- ACTIVITY
Each line from the start of the entries through the line that contains "# Gd2SO2 in the Ce2O2S-type structure" should be output exactly, please.

- RAW DATA
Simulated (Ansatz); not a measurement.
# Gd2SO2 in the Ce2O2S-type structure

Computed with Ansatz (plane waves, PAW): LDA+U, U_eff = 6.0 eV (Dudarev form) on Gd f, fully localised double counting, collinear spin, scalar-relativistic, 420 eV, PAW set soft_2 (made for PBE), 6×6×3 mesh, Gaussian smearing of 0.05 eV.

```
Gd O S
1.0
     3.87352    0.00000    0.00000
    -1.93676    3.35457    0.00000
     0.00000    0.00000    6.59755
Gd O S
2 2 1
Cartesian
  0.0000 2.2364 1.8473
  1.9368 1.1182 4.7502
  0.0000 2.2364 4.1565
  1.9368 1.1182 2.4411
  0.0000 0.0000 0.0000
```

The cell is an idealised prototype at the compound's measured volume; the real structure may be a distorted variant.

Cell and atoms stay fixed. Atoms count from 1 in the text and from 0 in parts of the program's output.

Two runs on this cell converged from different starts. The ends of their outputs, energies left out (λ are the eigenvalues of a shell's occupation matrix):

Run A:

- ANSWER AREA
Simulated (Ansatz); not a measurement.
# Gd2SO2 in the Ce2O2S-type structure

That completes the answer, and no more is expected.